····················

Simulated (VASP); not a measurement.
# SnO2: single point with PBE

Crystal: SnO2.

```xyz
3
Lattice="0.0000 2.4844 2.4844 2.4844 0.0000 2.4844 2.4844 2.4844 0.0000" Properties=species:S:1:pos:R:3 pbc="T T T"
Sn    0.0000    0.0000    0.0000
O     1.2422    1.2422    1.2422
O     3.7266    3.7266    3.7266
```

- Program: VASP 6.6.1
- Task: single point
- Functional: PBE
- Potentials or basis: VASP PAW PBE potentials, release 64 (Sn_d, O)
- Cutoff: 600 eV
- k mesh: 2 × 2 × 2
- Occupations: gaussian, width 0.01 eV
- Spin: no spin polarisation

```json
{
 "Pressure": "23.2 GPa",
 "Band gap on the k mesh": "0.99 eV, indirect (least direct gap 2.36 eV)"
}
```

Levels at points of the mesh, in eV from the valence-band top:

····················

WORK TASK -
Give again, word for word, the lines of the listing, starting at its first line and ending with the line containing "- Cutoff: 600 eV".

YOUR RESPONSE -
Simulated (VASP); not a measurement.
# SnO2: single point with PBE

Crystal: SnO2.

```xyz
3
Lattice="0.0000 2.4844 2.4844 2.4844 0.0000 2.4844 2.4844 2.4844 0.0000" Properties=species:S:1:pos:R:3 pbc="T T T"
Sn    0.0000    0.0000    0.0000
O     1.2422    1.2422    1.2422
O     3.7266    3.7266    3.7266
```

- Program: VASP 6.6.1
- Task: single point
- Functional: PBE
- Potentials or basis: VASP PAW PBE potentials, release 64 (Sn_d, O)
- Cutoff: 600 eV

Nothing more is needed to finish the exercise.